━━━━━ Provided information
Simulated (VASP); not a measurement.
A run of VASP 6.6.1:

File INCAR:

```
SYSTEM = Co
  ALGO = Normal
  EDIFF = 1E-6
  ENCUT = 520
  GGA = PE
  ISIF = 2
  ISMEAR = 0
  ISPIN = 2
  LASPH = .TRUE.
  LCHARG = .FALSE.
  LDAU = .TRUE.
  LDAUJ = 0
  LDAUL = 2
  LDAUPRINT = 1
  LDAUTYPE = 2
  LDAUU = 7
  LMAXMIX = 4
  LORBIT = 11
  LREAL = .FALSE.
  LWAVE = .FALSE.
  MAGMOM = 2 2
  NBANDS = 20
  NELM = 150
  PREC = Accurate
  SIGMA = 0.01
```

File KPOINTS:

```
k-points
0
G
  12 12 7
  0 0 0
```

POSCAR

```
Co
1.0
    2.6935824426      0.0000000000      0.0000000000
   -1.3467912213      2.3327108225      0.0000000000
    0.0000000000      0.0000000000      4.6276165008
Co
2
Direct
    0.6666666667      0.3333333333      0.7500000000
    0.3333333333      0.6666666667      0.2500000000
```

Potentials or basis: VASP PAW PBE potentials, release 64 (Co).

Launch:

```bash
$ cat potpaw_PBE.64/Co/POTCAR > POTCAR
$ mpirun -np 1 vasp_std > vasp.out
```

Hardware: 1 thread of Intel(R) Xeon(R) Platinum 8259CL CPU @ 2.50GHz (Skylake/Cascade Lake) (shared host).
━━━━━━━━━━

Line by line, retype all the entries exactly as they are shown.

Simulated (VASP); not a measurement.
A run of VASP 6.6.1:

File INCAR:

```
SYSTEM = Co
  ALGO = Normal
  EDIFF = 1E-6
  ENCUT = 520
  GGA = PE
  ISIF = 2
  ISMEAR = 0
  ISPIN = 2
  LASPH = .TRUE.
  LCHARG = .FALSE.
  LDAU = .TRUE.
  LDAUJ = 0
  LDAUL = 2
  LDAUPRINT = 1
  LDAUTYPE = 2
  LDAUU = 7
  LMAXMIX = 4
  LORBIT = 11
  LREAL = .FALSE.
  LWAVE = .FALSE.
  MAGMOM = 2 2
  NBANDS = 20
  NELM = 150
  PREC = Accurate
  SIGMA = 0.01
```

File KPOINTS:

```
k-points
0
G
  12 12 7
  0 0 0
```

POSCAR

```
Co
1.0
    2.6935824426      0.0000000000      0.0000000000
   -1.3467912213      2.3327108225      0.0000000000
    0.0000000000      0.0000000000      4.6276165008
Co
2
Direct
    0.6666666667      0.3333333333      0.7500000000
    0.3333333333      0.6666666667      0.2500000000
```

Potentials or basis: VASP PAW PBE potentials, release 64 (Co).

Launch:

```bash
$ cat potpaw_PBE.64/Co/POTCAR > POTCAR
$ mpirun -np 1 vasp_std > vasp.out
```

Hardware: 1 thread of Intel(R) Xeon(R) Platinum 8259CL CPU @ 2.50GHz (Skylake/Cascade Lake) (shared host).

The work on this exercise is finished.